Brief: The response is to be the full listing, set down exactly.

-- Dataset extract follows --
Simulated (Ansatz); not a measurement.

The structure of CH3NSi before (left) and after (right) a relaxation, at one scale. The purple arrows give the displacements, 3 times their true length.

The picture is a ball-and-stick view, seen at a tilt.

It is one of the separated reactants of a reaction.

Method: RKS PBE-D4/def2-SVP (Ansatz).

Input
-- Dataset extract concluded --

Response:
Simulated (Ansatz); not a measurement.

The structure of CH3NSi before (left) and after (right) a relaxation, at one scale. The purple arrows give the displacements, 3 times their true length.

The picture is a ball-and-stick view, seen at a tilt.

It is one of the separated reactants of a reaction.

Method: RKS PBE-D4/def2-SVP (Ansatz).

Input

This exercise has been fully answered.